» Action item
Once the line with "Some entries are withheld; supply them." is found in the entries below, repeat it and each following line exactly, up to and including the line with "- diameter 12 mm, Darcy". Add no other lines.

§ §
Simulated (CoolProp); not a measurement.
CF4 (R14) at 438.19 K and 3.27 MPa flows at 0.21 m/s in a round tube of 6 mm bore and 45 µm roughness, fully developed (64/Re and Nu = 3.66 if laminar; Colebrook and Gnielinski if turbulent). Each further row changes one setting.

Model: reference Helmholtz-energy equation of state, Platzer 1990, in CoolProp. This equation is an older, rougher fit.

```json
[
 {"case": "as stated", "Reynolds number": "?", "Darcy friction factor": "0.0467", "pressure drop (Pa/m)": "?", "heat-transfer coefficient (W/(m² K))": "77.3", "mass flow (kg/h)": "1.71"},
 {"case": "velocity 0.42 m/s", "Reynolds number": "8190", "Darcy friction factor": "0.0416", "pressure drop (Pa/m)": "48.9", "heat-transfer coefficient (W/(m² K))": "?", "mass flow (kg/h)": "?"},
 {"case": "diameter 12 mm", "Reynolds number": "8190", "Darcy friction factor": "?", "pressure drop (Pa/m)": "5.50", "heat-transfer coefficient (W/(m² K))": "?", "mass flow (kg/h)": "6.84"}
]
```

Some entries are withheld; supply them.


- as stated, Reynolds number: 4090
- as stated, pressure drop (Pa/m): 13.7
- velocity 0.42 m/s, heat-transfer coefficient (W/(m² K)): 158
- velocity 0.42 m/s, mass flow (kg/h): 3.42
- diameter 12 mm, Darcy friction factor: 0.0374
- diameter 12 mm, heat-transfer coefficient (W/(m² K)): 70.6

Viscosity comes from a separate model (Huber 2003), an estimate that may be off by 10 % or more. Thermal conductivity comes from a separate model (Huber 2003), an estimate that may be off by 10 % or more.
§ §

» Exercise response
Some entries are withheld; supply them.


- as stated, Reynolds number: 4090
- as stated, pressure drop (Pa/m): 13.7
- velocity 0.42 m/s, heat-transfer coefficient (W/(m² K)): 158
- velocity 0.42 m/s, mass flow (kg/h): 3.42
- diameter 12 mm, Darcy friction factor: 0.0374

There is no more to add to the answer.